### ENTRIES SHOWN
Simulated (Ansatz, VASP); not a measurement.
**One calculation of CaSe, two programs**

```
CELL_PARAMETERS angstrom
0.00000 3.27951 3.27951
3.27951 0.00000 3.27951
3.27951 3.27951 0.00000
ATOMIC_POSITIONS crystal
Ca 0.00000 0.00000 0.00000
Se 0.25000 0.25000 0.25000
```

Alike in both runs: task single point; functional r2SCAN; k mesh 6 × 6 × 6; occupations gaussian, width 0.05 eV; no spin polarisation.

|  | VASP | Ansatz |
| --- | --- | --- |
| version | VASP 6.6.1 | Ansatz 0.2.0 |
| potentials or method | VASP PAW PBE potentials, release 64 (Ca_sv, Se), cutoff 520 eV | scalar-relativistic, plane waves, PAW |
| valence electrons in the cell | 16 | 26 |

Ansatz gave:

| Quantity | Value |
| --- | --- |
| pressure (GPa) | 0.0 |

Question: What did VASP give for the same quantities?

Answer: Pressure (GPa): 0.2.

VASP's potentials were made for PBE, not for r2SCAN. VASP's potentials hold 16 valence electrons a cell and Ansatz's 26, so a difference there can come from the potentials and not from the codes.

### WORK REQUEST
A verbatim transcription is needed of the lines above, starting at the line with "VASP | Ansatz |" and ending at the line with "Answer: Pressure (GPa): 0.2.", both included, and of nothing else.

### WRITTEN ANSWER
|  | VASP | Ansatz |
| --- | --- | --- |
| version | VASP 6.6.1 | Ansatz 0.2.0 |
| potentials or method | VASP PAW PBE potentials, release 64 (Ca_sv, Se), cutoff 520 eV | scalar-relativistic, plane waves, PAW |
| valence electrons in the cell | 16 | 26 |

Ansatz gave:

| Quantity | Value |
| --- | --- |
| pressure (GPa) | 0.0 |

Question: What did VASP give for the same quantities?

Answer: Pressure (GPa): 0.2.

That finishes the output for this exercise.